Entries shown:
Start of Block

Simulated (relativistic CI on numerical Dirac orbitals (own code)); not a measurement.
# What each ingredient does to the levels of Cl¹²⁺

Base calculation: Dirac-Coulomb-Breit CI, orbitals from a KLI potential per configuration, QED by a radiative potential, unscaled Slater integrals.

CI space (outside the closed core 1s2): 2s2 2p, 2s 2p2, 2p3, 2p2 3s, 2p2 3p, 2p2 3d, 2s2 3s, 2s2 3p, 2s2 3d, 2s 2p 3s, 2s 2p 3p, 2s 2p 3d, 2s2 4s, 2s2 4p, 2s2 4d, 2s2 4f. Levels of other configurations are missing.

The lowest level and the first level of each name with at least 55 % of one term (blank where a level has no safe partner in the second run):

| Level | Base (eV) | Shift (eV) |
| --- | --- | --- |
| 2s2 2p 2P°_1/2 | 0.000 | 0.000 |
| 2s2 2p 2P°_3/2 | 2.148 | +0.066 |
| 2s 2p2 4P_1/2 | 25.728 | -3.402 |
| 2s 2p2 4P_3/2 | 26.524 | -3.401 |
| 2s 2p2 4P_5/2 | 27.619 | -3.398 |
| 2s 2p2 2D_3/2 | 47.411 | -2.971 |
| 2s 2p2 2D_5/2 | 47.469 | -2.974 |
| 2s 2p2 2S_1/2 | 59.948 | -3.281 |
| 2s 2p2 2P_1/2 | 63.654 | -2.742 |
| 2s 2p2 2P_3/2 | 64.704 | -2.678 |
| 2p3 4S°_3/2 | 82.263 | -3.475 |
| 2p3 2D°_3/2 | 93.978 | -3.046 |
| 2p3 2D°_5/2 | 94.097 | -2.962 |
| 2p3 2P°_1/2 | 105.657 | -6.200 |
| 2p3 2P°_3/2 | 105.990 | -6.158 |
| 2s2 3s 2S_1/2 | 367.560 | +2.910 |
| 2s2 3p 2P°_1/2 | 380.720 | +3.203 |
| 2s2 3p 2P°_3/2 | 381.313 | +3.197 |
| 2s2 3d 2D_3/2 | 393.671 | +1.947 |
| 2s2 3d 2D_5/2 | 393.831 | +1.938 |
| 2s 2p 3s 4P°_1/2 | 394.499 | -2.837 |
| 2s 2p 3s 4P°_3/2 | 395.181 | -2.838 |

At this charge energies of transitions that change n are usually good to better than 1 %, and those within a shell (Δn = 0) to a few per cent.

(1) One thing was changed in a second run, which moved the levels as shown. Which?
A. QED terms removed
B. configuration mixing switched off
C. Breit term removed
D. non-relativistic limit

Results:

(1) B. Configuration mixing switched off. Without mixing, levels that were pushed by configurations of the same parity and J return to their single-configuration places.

End of Block

Required action: Everything from the first line of the records through the line containing "2.148 | +0.066 |" is to be set down exactly, while later lines are left out.

Your response:
Simulated (relativistic CI on numerical Dirac orbitals (own code)); not a measurement.
# What each ingredient does to the levels of Cl¹²⁺

Base calculation: Dirac-Coulomb-Breit CI, orbitals from a KLI potential per configuration, QED by a radiative potential, unscaled Slater integrals.

CI space (outside the closed core 1s2): 2s2 2p, 2s 2p2, 2p3, 2p2 3s, 2p2 3p, 2p2 3d, 2s2 3s, 2s2 3p, 2s2 3d, 2s 2p 3s, 2s 2p 3p, 2s 2p 3d, 2s2 4s, 2s2 4p, 2s2 4d, 2s2 4f. Levels of other configurations are missing.

The lowest level and the first level of each name with at least 55 % of one term (blank where a level has no safe partner in the second run):

| Level | Base (eV) | Shift (eV) |
| --- | --- | --- |
| 2s2 2p 2P°_1/2 | 0.000 | 0.000 |
| 2s2 2p 2P°_3/2 | 2.148 | +0.066 |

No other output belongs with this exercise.